Dataset:
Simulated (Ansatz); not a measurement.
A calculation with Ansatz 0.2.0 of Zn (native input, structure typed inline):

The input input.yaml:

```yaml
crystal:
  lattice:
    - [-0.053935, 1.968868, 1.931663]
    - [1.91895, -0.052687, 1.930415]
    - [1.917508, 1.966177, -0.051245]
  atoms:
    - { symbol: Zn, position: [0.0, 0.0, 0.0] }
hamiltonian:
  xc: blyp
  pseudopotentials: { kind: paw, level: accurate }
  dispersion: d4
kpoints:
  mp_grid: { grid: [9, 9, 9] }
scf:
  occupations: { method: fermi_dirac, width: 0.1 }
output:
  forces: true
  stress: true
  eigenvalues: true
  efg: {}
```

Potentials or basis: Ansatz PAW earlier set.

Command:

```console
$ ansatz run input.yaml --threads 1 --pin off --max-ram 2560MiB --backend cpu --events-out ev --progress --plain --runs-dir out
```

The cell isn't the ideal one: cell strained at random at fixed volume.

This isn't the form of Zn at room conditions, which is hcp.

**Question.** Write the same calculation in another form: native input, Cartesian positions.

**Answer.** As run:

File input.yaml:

Requirement:
Everything from the first line of the data through the line containing "This isn't the" should be echoed exactly. Add nothing.

Exercise answer:
Simulated (Ansatz); not a measurement.
A calculation with Ansatz 0.2.0 of Zn (native input, structure typed inline):

The input input.yaml:

```yaml
crystal:
  lattice:
    - [-0.053935, 1.968868, 1.931663]
    - [1.91895, -0.052687, 1.930415]
    - [1.917508, 1.966177, -0.051245]
  atoms:
    - { symbol: Zn, position: [0.0, 0.0, 0.0] }
hamiltonian:
  xc: blyp
  pseudopotentials: { kind: paw, level: accurate }
  dispersion: d4
kpoints:
  mp_grid: { grid: [9, 9, 9] }
scf:
  occupations: { method: fermi_dirac, width: 0.1 }
output:
  forces: true
  stress: true
  eigenvalues: true
  efg: {}
```

Potentials or basis: Ansatz PAW earlier set.

Command:

```console
$ ansatz run input.yaml --threads 1 --pin off --max-ram 2560MiB --backend cpu --events-out ev --progress --plain --runs-dir out
```

The cell isn't the ideal one: cell strained at random at fixed volume.

This isn't the form of Zn at room conditions, which is hcp.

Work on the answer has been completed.